* TASK ITEM
Output the data below in full, character for character.

* EXTRACTED ENTRIES
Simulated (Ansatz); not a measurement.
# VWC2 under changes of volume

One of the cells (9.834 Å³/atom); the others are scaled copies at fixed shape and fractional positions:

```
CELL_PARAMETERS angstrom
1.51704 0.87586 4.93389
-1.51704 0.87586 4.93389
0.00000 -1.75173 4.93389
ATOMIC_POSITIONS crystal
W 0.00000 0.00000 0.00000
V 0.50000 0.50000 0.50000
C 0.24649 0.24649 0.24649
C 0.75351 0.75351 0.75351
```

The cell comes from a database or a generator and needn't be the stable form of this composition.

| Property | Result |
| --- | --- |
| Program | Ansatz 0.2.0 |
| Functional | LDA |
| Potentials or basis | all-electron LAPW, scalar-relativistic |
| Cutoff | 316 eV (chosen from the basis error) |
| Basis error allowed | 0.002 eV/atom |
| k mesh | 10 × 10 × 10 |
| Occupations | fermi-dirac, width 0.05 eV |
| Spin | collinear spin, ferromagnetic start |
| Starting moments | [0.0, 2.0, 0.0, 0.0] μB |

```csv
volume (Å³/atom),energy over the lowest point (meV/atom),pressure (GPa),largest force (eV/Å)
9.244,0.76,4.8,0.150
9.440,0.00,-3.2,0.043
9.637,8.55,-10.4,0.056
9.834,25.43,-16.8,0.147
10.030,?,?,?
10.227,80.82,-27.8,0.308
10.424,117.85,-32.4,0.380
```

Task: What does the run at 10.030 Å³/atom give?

* TASK RESPONSE
Simulated (Ansatz); not a measurement.
# VWC2 under changes of volume

One of the cells (9.834 Å³/atom); the others are scaled copies at fixed shape and fractional positions:

```
CELL_PARAMETERS angstrom
1.51704 0.87586 4.93389
-1.51704 0.87586 4.93389
0.00000 -1.75173 4.93389
ATOMIC_POSITIONS crystal
W 0.00000 0.00000 0.00000
V 0.50000 0.50000 0.50000
C 0.24649 0.24649 0.24649
C 0.75351 0.75351 0.75351
```

The cell comes from a database or a generator and needn't be the stable form of this composition.

| Property | Result |
| --- | --- |
| Program | Ansatz 0.2.0 |
| Functional | LDA |
| Potentials or basis | all-electron LAPW, scalar-relativistic |
| Cutoff | 316 eV (chosen from the basis error) |
| Basis error allowed | 0.002 eV/atom |
| k mesh | 10 × 10 × 10 |
| Occupations | fermi-dirac, width 0.05 eV |
| Spin | collinear spin, ferromagnetic start |
| Starting moments | [0.0, 2.0, 0.0, 0.0] μB |

```csv
volume (Å³/atom),energy over the lowest point (meV/atom),pressure (GPa),largest force (eV/Å)
9.244,0.76,4.8,0.150
9.440,0.00,-3.2,0.043
9.637,8.55,-10.4,0.056
9.834,25.43,-16.8,0.147
10.030,?,?,?
10.227,80.82,-27.8,0.308
10.424,117.85,-32.4,0.380
```

Task: What does the run at 10.030 Å³/atom give?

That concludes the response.